** Work task **
Take the material below from its first line through the line containing "Answer: 1 ×" and, please, write those lines again exactly.

** Data **
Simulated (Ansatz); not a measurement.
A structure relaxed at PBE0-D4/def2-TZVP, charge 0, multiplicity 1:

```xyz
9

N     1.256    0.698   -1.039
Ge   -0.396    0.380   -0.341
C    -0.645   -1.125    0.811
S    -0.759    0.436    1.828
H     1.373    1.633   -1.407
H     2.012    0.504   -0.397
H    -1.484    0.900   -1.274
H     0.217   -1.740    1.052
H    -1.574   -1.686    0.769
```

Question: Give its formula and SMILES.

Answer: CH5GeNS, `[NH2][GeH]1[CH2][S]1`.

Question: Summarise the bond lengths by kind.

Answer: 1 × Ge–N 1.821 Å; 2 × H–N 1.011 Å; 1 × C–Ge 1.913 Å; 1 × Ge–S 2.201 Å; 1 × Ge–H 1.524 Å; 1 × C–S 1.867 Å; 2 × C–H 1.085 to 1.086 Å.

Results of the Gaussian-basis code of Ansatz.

** Exercise response **
Simulated (Ansatz); not a measurement.
A structure relaxed at PBE0-D4/def2-TZVP, charge 0, multiplicity 1:

```xyz
9

N     1.256    0.698   -1.039
Ge   -0.396    0.380   -0.341
C    -0.645   -1.125    0.811
S    -0.759    0.436    1.828
H     1.373    1.633   -1.407
H     2.012    0.504   -0.397
H    -1.484    0.900   -1.274
H     0.217   -1.740    1.052
H    -1.574   -1.686    0.769
```

Question: Give its formula and SMILES.

Answer: CH5GeNS, `[NH2][GeH]1[CH2][S]1`.

Question: Summarise the bond lengths by kind.

Answer: 1 × Ge–N 1.821 Å; 2 × H–N 1.011 Å; 1 × C–Ge 1.913 Å; 1 × Ge–S 2.201 Å; 1 × Ge–H 1.524 Å; 1 × C–S 1.867 Å; 2 × C–H 1.085 to 1.086 Å.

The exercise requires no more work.